━━ Exercise data ━━
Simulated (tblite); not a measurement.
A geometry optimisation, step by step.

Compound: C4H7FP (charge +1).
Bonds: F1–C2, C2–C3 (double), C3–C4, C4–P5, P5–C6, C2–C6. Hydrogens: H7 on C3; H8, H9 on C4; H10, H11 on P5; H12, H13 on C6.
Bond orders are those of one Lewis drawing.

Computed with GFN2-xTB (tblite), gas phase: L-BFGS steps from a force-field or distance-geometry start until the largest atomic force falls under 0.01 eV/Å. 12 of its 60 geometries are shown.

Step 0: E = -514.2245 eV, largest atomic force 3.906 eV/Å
━━━

__Task item__: The listing above should be returned in full, exactly as shown.

__Exercise solution__:
Simulated (tblite); not a measurement.
A geometry optimisation, step by step.

Compound: C4H7FP (charge +1).
Bonds: F1–C2, C2–C3 (double), C3–C4, C4–P5, P5–C6, C2–C6. Hydrogens: H7 on C3; H8, H9 on C4; H10, H11 on P5; H12, H13 on C6.
Bond orders are those of one Lewis drawing.

Computed with GFN2-xTB (tblite), gas phase: L-BFGS steps from a force-field or distance-geometry start until the largest atomic force falls under 0.01 eV/Å. 12 of its 60 geometries are shown.

Step 0: E = -514.2245 eV, largest atomic force 3.906 eV/Å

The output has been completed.